## Task item
The lines from the start of the records below through the line containing "- Occupations: gaussian, width 0.1 eV" are to be copied exactly, both ends included, with nothing added.

## Provided records
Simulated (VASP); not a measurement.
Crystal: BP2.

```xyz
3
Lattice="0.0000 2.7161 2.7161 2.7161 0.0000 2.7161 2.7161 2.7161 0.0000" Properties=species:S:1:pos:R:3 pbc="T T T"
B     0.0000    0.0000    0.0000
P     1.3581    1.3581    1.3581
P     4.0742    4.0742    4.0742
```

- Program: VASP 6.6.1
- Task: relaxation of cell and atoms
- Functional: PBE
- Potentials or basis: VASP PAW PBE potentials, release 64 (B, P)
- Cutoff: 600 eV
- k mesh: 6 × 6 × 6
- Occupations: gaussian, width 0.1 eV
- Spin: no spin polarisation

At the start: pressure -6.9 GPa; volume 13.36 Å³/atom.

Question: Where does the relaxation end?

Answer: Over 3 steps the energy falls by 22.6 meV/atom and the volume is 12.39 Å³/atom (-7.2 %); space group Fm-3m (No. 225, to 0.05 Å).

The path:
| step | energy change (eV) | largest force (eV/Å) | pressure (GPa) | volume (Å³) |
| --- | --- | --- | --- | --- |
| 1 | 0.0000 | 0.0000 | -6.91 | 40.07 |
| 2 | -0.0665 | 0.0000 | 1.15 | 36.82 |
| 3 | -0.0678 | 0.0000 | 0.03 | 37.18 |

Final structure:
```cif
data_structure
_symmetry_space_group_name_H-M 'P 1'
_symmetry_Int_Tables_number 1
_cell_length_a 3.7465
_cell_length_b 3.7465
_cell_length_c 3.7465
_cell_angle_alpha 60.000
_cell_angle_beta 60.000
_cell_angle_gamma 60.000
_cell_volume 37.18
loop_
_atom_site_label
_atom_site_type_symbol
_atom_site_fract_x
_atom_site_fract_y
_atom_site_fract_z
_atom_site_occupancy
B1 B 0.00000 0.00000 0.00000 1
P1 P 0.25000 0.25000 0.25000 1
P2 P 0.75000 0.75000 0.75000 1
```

## Written reply
Simulated (VASP); not a measurement.
Crystal: BP2.

```xyz
3
Lattice="0.0000 2.7161 2.7161 2.7161 0.0000 2.7161 2.7161 2.7161 0.0000" Properties=species:S:1:pos:R:3 pbc="T T T"
B     0.0000    0.0000    0.0000
P     1.3581    1.3581    1.3581
P     4.0742    4.0742    4.0742
```

- Program: VASP 6.6.1
- Task: relaxation of cell and atoms
- Functional: PBE
- Potentials or basis: VASP PAW PBE potentials, release 64 (B, P)
- Cutoff: 600 eV
- k mesh: 6 × 6 × 6
- Occupations: gaussian, width 0.1 eV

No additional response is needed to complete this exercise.